# Dataset
-.-.-
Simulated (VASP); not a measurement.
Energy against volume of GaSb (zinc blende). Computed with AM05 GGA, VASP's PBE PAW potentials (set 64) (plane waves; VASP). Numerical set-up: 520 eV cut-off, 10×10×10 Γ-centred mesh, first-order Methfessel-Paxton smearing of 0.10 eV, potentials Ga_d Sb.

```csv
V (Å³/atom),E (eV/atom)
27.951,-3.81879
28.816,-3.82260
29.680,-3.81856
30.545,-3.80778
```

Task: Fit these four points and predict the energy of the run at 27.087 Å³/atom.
-.-.-

# Work request
Transcribe the records in full, keeping every character as it is.

# Exercise result
Simulated (VASP); not a measurement.
Energy against volume of GaSb (zinc blende). Computed with AM05 GGA, VASP's PBE PAW potentials (set 64) (plane waves; VASP). Numerical set-up: 520 eV cut-off, 10×10×10 Γ-centred mesh, first-order Methfessel-Paxton smearing of 0.10 eV, potentials Ga_d Sb.

```csv
V (Å³/atom),E (eV/atom)
27.951,-3.81879
28.816,-3.82260
29.680,-3.81856
30.545,-3.80778
```

Task: Fit these four points and predict the energy of the run at 27.087 Å³/atom.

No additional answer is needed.